================

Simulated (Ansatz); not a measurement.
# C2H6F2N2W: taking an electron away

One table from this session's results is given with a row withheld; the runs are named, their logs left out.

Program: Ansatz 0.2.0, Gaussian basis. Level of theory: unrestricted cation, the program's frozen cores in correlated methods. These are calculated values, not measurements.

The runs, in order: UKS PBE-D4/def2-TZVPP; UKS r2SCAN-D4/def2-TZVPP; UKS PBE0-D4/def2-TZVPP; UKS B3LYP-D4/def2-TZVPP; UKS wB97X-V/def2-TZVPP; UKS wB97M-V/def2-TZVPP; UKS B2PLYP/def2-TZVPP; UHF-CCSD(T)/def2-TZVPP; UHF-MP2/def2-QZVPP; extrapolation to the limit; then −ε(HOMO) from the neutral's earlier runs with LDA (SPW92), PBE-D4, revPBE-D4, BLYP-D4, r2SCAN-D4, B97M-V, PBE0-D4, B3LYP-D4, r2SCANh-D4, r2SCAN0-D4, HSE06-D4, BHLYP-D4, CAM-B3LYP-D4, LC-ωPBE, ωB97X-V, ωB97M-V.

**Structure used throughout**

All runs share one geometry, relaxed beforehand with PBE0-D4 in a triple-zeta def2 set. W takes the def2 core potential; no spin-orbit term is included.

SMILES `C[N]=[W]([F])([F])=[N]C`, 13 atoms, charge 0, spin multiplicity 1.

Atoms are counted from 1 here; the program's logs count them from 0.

================

# Work task:
Only the lines above starting at the one containing "All runs share" and ending at the one containing "spin multiplicity 1.", both included, are to be returned, exactly as they read.

# Task output:
All runs share one geometry, relaxed beforehand with PBE0-D4 in a triple-zeta def2 set. W takes the def2 core potential; no spin-orbit term is included.

SMILES `C[N]=[W]([F])([F])=[N]C`, 13 atoms, charge 0, spin multiplicity 1.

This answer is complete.